— ASSIGNED TASK —
Could you restate the entries below word for word?

— INFORMATION SUPPLIED —
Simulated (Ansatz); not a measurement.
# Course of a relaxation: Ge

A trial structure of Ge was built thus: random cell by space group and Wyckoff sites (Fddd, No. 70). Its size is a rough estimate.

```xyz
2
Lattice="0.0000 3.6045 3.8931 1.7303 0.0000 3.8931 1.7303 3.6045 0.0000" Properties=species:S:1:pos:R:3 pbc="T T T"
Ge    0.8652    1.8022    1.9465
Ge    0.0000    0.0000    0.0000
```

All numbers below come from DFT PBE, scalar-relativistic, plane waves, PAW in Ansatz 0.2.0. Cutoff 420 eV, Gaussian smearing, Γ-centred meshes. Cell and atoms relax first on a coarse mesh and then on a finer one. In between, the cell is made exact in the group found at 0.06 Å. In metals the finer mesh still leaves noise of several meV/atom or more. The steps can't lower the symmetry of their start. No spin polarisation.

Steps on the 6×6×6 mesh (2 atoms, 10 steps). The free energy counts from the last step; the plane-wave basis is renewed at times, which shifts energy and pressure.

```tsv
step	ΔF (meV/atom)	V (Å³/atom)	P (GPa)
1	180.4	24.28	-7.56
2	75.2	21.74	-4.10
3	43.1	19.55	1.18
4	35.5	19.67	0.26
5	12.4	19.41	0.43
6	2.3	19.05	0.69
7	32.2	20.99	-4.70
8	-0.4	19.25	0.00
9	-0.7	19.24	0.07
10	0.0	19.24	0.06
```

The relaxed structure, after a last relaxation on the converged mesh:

— YOUR RESPONSE —
Simulated (Ansatz); not a measurement.
# Course of a relaxation: Ge

A trial structure of Ge was built thus: random cell by space group and Wyckoff sites (Fddd, No. 70). Its size is a rough estimate.

```xyz
2
Lattice="0.0000 3.6045 3.8931 1.7303 0.0000 3.8931 1.7303 3.6045 0.0000" Properties=species:S:1:pos:R:3 pbc="T T T"
Ge    0.8652    1.8022    1.9465
Ge    0.0000    0.0000    0.0000
```

All numbers below come from DFT PBE, scalar-relativistic, plane waves, PAW in Ansatz 0.2.0. Cutoff 420 eV, Gaussian smearing, Γ-centred meshes. Cell and atoms relax first on a coarse mesh and then on a finer one. In between, the cell is made exact in the group found at 0.06 Å. In metals the finer mesh still leaves noise of several meV/atom or more. The steps can't lower the symmetry of their start. No spin polarisation.

Steps on the 6×6×6 mesh (2 atoms, 10 steps). The free energy counts from the last step; the plane-wave basis is renewed at times, which shifts energy and pressure.

```tsv
step	ΔF (meV/atom)	V (Å³/atom)	P (GPa)
1	180.4	24.28	-7.56
2	75.2	21.74	-4.10
3	43.1	19.55	1.18
4	35.5	19.67	0.26
5	12.4	19.41	0.43
6	2.3	19.05	0.69
7	32.2	20.99	-4.70
8	-0.4	19.25	0.00
9	-0.7	19.24	0.07
10	0.0	19.24	0.06
```

The relaxed structure, after a last relaxation on the converged mesh:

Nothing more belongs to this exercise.